• **Material shown**
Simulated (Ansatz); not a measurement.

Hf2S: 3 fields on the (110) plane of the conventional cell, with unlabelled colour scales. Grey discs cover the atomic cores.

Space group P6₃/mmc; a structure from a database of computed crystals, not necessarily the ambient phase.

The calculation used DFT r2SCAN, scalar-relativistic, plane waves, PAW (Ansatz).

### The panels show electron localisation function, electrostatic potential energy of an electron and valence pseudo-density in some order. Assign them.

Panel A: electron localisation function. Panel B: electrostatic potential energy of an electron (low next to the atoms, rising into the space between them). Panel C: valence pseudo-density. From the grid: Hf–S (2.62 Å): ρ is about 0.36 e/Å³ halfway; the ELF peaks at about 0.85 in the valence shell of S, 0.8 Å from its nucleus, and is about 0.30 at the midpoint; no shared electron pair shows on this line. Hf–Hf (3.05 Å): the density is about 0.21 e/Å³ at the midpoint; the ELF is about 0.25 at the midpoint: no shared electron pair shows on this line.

• **Work request**
Working from the data above, extract solely the lines from the one containing "Space group P6₃/mmc;" through the one containing "### The panels", exactly as they appear, both included.

• **Written answer**
Space group P6₃/mmc; a structure from a database of computed crystals, not necessarily the ambient phase.

The calculation used DFT r2SCAN, scalar-relativistic, plane waves, PAW (Ansatz).

### The panels show electron localisation function, electrostatic potential energy of an electron and valence pseudo-density in some order. Assign them.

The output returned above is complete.